Supplied information:

━━━━━━━━

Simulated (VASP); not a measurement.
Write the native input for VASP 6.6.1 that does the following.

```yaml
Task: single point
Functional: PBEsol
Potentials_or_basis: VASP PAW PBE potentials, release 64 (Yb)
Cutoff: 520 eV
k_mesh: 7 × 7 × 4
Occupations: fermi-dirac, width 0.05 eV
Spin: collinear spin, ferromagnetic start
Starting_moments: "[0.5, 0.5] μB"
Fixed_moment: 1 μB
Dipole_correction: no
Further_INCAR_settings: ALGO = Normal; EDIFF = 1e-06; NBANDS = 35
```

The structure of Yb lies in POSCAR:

━━━━━━━━

Provide a faithful, complete copy of the entries above.

Reply:
Simulated (VASP); not a measurement.
Write the native input for VASP 6.6.1 that does the following.

```yaml
Task: single point
Functional: PBEsol
Potentials_or_basis: VASP PAW PBE potentials, release 64 (Yb)
Cutoff: 520 eV
k_mesh: 7 × 7 × 4
Occupations: fermi-dirac, width 0.05 eV
Spin: collinear spin, ferromagnetic start
Starting_moments: "[0.5, 0.5] μB"
Fixed_moment: 1 μB
Dipole_correction: no
Further_INCAR_settings: ALGO = Normal; EDIFF = 1e-06; NBANDS = 35
```

The structure of Yb lies in POSCAR:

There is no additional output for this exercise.